• _BRIEF_: Could you set down every entry below exactly as it is?

************

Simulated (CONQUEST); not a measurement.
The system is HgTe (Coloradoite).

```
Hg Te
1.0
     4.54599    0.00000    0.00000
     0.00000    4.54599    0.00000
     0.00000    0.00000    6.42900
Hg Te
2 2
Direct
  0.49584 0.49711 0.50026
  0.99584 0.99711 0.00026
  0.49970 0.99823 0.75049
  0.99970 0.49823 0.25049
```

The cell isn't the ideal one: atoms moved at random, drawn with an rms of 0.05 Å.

************

• _TASK RESPONSE_:
Simulated (CONQUEST); not a measurement.
The system is HgTe (Coloradoite).

```
Hg Te
1.0
     4.54599    0.00000    0.00000
     0.00000    4.54599    0.00000
     0.00000    0.00000    6.42900
Hg Te
2 2
Direct
  0.49584 0.49711 0.50026
  0.99584 0.99711 0.00026
  0.49970 0.99823 0.75049
  0.99970 0.49823 0.25049
```

The cell isn't the ideal one: atoms moved at random, drawn with an rms of 0.05 Å.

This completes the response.